Work instruction ▸
Your task is to copy the lines of the data below from the line holding "Figure 1. The" through the line holding "Hardware: 2 threads", inclusive, exactly and with nothing added.

┄┄┄┄┄┄

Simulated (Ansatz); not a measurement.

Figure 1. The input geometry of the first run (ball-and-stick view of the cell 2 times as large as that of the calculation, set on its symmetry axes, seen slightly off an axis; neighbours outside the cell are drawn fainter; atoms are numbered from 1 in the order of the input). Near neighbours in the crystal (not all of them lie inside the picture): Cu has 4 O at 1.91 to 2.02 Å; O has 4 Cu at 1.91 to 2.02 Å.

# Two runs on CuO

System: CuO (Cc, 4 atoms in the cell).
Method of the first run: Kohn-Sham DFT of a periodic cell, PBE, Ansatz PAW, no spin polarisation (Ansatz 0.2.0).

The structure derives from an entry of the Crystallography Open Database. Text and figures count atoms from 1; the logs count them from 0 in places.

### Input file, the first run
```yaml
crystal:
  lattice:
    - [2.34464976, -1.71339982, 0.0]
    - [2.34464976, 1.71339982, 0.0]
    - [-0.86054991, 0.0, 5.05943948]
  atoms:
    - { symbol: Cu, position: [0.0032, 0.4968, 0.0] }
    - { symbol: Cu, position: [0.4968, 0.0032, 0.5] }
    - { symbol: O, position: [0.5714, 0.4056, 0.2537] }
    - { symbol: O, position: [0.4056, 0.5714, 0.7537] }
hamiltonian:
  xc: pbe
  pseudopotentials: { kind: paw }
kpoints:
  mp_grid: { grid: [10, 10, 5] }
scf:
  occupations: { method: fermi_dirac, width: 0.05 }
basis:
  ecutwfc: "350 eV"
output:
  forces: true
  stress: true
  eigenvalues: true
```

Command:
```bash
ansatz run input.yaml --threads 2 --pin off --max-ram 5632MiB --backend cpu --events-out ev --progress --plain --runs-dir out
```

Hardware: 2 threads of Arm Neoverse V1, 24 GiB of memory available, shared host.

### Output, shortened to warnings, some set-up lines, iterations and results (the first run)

┄┄┄┄┄┄

Written response ▸
Figure 1. The input geometry of the first run (ball-and-stick view of the cell 2 times as large as that of the calculation, set on its symmetry axes, seen slightly off an axis; neighbours outside the cell are drawn fainter; atoms are numbered from 1 in the order of the input). Near neighbours in the crystal (not all of them lie inside the picture): Cu has 4 O at 1.91 to 2.02 Å; O has 4 Cu at 1.91 to 2.02 Å.

# Two runs on CuO

System: CuO (Cc, 4 atoms in the cell).
Method of the first run: Kohn-Sham DFT of a periodic cell, PBE, Ansatz PAW, no spin polarisation (Ansatz 0.2.0).

The structure derives from an entry of the Crystallography Open Database. Text and figures count atoms from 1; the logs count them from 0 in places.

### Input file, the first run
```yaml
crystal:
  lattice:
    - [2.34464976, -1.71339982, 0.0]
    - [2.34464976, 1.71339982, 0.0]
    - [-0.86054991, 0.0, 5.05943948]
  atoms:
    - { symbol: Cu, position: [0.0032, 0.4968, 0.0] }
    - { symbol: Cu, position: [0.4968, 0.0032, 0.5] }
    - { symbol: O, position: [0.5714, 0.4056, 0.2537] }
    - { symbol: O, position: [0.4056, 0.5714, 0.7537] }
hamiltonian:
  xc: pbe
  pseudopotentials: { kind: paw }
kpoints:
  mp_grid: { grid: [10, 10, 5] }
scf:
  occupations: { method: fermi_dirac, width: 0.05 }
basis:
  ecutwfc: "350 eV"
output:
  forces: true
  stress: true
  eigenvalues: true
```

Command:
```bash
ansatz run input.yaml --threads 2 --pin off --max-ram 5632MiB --backend cpu --events-out ev --progress --plain --runs-dir out
```

Hardware: 2 threads of Arm Neoverse V1, 24 GiB of memory available, shared host.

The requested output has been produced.